GIVEN INFORMATION —
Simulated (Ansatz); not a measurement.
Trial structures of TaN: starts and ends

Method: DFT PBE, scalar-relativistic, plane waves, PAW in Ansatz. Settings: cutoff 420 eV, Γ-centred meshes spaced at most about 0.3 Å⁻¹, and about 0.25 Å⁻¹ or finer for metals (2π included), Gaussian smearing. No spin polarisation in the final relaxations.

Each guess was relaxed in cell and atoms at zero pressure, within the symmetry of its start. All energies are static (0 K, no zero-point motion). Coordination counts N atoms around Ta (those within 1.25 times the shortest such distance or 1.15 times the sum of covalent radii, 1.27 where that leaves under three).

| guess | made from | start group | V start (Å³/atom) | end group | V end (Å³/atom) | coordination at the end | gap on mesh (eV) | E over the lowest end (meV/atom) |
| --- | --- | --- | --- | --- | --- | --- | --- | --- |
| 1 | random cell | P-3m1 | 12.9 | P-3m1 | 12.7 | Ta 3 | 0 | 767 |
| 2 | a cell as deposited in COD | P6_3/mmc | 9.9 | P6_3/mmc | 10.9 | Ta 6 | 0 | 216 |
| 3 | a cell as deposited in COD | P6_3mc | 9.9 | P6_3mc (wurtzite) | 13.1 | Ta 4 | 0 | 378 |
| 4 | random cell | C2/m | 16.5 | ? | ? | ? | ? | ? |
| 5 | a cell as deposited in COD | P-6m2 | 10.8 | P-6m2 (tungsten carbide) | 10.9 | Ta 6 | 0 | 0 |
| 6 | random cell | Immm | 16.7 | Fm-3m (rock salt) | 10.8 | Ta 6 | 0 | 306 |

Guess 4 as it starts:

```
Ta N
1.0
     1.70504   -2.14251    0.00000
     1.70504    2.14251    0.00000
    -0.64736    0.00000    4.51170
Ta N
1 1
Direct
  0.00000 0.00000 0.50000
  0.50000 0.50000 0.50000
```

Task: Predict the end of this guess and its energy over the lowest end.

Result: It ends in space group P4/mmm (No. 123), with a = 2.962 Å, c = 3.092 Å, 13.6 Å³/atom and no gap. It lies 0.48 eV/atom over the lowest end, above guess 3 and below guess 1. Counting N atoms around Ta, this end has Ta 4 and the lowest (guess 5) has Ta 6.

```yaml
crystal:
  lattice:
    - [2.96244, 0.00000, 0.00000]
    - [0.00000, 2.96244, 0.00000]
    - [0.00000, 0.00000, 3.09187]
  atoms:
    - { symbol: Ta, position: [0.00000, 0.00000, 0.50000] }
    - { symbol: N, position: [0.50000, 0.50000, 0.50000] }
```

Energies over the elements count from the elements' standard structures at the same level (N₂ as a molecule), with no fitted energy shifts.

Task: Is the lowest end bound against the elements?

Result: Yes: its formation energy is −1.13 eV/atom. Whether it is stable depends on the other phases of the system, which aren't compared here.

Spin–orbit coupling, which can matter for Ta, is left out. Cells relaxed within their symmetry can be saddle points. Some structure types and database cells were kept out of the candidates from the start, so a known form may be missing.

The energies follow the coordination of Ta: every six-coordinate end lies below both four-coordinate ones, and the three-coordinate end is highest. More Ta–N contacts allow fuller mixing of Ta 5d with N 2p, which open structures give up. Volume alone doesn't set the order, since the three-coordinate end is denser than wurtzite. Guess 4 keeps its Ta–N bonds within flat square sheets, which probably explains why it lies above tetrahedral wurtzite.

WORK INSTRUCTION — Copy the material above word for word, taking the first line, the line containing "Trial structures of TaN: starts and ends", and every line between them, and nothing else.

EXERCISE RESULT —
Simulated (Ansatz); not a measurement.
Trial structures of TaN: starts and ends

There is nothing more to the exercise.